__Recorded data__
::::

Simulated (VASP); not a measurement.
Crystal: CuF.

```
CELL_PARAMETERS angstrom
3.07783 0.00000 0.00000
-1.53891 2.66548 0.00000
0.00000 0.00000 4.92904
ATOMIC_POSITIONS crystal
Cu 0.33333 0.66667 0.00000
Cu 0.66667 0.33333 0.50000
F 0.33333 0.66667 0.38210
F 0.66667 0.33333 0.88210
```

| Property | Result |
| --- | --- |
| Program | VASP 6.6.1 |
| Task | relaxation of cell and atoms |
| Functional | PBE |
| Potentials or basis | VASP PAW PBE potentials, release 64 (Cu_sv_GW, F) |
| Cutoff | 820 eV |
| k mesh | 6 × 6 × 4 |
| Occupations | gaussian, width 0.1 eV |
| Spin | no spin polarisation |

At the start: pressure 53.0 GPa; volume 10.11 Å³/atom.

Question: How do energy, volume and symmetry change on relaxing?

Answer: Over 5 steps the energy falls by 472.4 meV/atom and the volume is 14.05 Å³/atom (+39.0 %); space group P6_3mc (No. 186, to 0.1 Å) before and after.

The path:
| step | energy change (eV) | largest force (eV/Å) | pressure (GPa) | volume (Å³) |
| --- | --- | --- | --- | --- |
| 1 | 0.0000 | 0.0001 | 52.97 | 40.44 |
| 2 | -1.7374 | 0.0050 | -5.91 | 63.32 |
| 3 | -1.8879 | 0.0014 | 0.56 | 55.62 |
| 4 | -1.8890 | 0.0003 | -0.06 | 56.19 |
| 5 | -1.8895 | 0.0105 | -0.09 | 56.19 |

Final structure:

::::

The expected output is exactly the lines of the listing above between the line holding "Question: How do" and the line holding "-0.09 | 56.19 |", inclusive.

__Exercise result__
Question: How do energy, volume and symmetry change on relaxing?

Answer: Over 5 steps the energy falls by 472.4 meV/atom and the volume is 14.05 Å³/atom (+39.0 %); space group P6_3mc (No. 186, to 0.1 Å) before and after.

The path:
| step | energy change (eV) | largest force (eV/Å) | pressure (GPa) | volume (Å³) |
| --- | --- | --- | --- | --- |
| 1 | 0.0000 | 0.0001 | 52.97 | 40.44 |
| 2 | -1.7374 | 0.0050 | -5.91 | 63.32 |
| 3 | -1.8879 | 0.0014 | 0.56 | 55.62 |
| 4 | -1.8890 | 0.0003 | -0.06 | 56.19 |
| 5 | -1.8895 | 0.0105 | -0.09 | 56.19 |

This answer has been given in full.